### Recorded information
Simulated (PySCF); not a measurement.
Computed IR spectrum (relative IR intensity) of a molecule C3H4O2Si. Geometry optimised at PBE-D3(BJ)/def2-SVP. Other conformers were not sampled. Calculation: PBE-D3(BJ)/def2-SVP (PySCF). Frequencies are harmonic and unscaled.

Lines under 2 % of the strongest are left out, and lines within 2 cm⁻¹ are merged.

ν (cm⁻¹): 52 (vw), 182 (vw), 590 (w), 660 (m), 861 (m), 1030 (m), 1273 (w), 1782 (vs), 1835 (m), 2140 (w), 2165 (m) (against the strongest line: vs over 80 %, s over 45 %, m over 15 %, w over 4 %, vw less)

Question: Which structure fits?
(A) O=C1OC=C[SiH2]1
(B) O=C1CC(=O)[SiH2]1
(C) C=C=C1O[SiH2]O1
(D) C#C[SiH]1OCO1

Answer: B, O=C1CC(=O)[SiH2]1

### Action item
From the first line of the records through the line with "(D) C#C[SiH]1OCO1", retype everything word for word, including both ends.

### Worked solution
Simulated (PySCF); not a measurement.
Computed IR spectrum (relative IR intensity) of a molecule C3H4O2Si. Geometry optimised at PBE-D3(BJ)/def2-SVP. Other conformers were not sampled. Calculation: PBE-D3(BJ)/def2-SVP (PySCF). Frequencies are harmonic and unscaled.

Lines under 2 % of the strongest are left out, and lines within 2 cm⁻¹ are merged.

ν (cm⁻¹): 52 (vw), 182 (vw), 590 (w), 660 (m), 861 (m), 1030 (m), 1273 (w), 1782 (vs), 1835 (m), 2140 (w), 2165 (m) (against the strongest line: vs over 80 %, s over 45 %, m over 15 %, w over 4 %, vw less)

Question: Which structure fits?
(A) O=C1OC=C[SiH2]1
(B) O=C1CC(=O)[SiH2]1
(C) C=C=C1O[SiH2]O1
(D) C#C[SiH]1OCO1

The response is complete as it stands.